• _Work instruction_: Give again, word for word, every line below from the one that has "This cell differs" through the one that has "18 × 18 × 6 |", both included, and no others.

• _Material shown_:
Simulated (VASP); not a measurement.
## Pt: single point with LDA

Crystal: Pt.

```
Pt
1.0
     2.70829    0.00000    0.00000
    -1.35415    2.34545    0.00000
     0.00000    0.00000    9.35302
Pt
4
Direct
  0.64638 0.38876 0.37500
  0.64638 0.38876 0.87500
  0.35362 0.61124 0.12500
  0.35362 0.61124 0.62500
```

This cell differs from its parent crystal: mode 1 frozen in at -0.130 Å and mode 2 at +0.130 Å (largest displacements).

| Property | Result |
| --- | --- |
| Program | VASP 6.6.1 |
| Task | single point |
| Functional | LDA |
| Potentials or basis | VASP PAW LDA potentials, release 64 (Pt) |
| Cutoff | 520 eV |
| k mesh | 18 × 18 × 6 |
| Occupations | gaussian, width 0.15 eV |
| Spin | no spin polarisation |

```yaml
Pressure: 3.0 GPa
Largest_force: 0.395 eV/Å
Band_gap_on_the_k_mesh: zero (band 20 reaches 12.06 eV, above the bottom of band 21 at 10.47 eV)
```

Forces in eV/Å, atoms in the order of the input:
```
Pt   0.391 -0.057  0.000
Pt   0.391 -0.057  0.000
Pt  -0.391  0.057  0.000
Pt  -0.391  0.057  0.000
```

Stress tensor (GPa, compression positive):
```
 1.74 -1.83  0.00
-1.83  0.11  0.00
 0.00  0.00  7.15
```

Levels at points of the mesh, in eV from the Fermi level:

• _Exercise response_:
This cell differs from its parent crystal: mode 1 frozen in at -0.130 Å and mode 2 at +0.130 Å (largest displacements).

| Property | Result |
| --- | --- |
| Program | VASP 6.6.1 |
| Task | single point |
| Functional | LDA |
| Potentials or basis | VASP PAW LDA potentials, release 64 (Pt) |
| Cutoff | 520 eV |
| k mesh | 18 × 18 × 6 |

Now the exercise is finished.